# Required action
Could you print each of the records below exactly?

# Listed entries
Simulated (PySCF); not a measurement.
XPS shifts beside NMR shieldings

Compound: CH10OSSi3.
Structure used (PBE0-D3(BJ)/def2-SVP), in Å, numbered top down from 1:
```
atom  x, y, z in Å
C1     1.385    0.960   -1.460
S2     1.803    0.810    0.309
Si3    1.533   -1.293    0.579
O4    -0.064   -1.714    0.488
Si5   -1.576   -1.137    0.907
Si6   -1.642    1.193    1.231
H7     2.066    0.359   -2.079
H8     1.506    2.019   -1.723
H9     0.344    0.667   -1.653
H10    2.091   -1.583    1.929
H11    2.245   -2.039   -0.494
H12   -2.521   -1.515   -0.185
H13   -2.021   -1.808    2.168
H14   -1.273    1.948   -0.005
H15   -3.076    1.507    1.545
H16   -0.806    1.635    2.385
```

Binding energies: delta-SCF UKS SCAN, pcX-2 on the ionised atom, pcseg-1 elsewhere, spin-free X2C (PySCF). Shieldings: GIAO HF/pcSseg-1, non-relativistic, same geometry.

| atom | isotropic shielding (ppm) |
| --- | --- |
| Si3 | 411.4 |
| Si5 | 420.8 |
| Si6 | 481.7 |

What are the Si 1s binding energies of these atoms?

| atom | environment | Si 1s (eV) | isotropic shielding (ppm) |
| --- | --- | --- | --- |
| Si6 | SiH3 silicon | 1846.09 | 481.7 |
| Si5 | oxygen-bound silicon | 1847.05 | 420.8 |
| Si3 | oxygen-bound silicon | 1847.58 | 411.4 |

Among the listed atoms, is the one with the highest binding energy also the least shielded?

# Exercise result
Simulated (PySCF); not a measurement.
XPS shifts beside NMR shieldings

Compound: CH10OSSi3.
Structure used (PBE0-D3(BJ)/def2-SVP), in Å, numbered top down from 1:
```
atom  x, y, z in Å
C1     1.385    0.960   -1.460
S2     1.803    0.810    0.309
Si3    1.533   -1.293    0.579
O4    -0.064   -1.714    0.488
Si5   -1.576   -1.137    0.907
Si6   -1.642    1.193    1.231
H7     2.066    0.359   -2.079
H8     1.506    2.019   -1.723
H9     0.344    0.667   -1.653
H10    2.091   -1.583    1.929
H11    2.245   -2.039   -0.494
H12   -2.521   -1.515   -0.185
H13   -2.021   -1.808    2.168
H14   -1.273    1.948   -0.005
H15   -3.076    1.507    1.545
H16   -0.806    1.635    2.385
```

Binding energies: delta-SCF UKS SCAN, pcX-2 on the ionised atom, pcseg-1 elsewhere, spin-free X2C (PySCF). Shieldings: GIAO HF/pcSseg-1, non-relativistic, same geometry.

| atom | isotropic shielding (ppm) |
| --- | --- |
| Si3 | 411.4 |
| Si5 | 420.8 |
| Si6 | 481.7 |

What are the Si 1s binding energies of these atoms?

| atom | environment | Si 1s (eV) | isotropic shielding (ppm) |
| --- | --- | --- | --- |
| Si6 | SiH3 silicon | 1846.09 | 481.7 |
| Si5 | oxygen-bound silicon | 1847.05 | 420.8 |
| Si3 | oxygen-bound silicon | 1847.58 | 411.4 |

Among the listed atoms, is the one with the highest binding energy also the least shielded?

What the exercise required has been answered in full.